What is asked for is the whole listing, given again word for word.

[Opening RECORDED INFORMATION section]

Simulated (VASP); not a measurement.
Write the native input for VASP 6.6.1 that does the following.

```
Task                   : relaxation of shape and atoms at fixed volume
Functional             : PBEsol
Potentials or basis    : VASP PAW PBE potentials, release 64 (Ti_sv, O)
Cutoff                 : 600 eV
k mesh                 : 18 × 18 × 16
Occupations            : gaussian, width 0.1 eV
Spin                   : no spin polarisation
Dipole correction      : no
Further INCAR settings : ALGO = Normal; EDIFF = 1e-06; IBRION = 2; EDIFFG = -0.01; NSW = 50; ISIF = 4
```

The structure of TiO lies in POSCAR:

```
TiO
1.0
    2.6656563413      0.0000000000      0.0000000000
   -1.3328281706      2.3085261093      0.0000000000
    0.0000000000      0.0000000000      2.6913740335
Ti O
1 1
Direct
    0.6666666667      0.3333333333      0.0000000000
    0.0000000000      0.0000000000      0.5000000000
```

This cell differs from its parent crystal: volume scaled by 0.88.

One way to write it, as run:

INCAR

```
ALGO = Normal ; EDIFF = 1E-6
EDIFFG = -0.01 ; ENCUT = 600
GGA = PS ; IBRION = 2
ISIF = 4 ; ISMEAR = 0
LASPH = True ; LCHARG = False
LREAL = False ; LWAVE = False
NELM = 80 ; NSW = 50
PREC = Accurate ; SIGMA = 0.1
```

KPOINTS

[Closing RECORDED INFORMATION section]

EXERCISE ANSWER:
Simulated (VASP); not a measurement.
Write the native input for VASP 6.6.1 that does the following.

```
Task                   : relaxation of shape and atoms at fixed volume
Functional             : PBEsol
Potentials or basis    : VASP PAW PBE potentials, release 64 (Ti_sv, O)
Cutoff                 : 600 eV
k mesh                 : 18 × 18 × 16
Occupations            : gaussian, width 0.1 eV
Spin                   : no spin polarisation
Dipole correction      : no
Further INCAR settings : ALGO = Normal; EDIFF = 1e-06; IBRION = 2; EDIFFG = -0.01; NSW = 50; ISIF = 4
```

The structure of TiO lies in POSCAR:

```
TiO
1.0
    2.6656563413      0.0000000000      0.0000000000
   -1.3328281706      2.3085261093      0.0000000000
    0.0000000000      0.0000000000      2.6913740335
Ti O
1 1
Direct
    0.6666666667      0.3333333333      0.0000000000
    0.0000000000      0.0000000000      0.5000000000
```

This cell differs from its parent crystal: volume scaled by 0.88.

One way to write it, as run:

INCAR

```
ALGO = Normal ; EDIFF = 1E-6
EDIFFG = -0.01 ; ENCUT = 600
GGA = PS ; IBRION = 2
ISIF = 4 ; ISMEAR = 0
LASPH = True ; LCHARG = False
LREAL = False ; LWAVE = False
NELM = 80 ; NSW = 50
PREC = Accurate ; SIGMA = 0.1
```

KPOINTS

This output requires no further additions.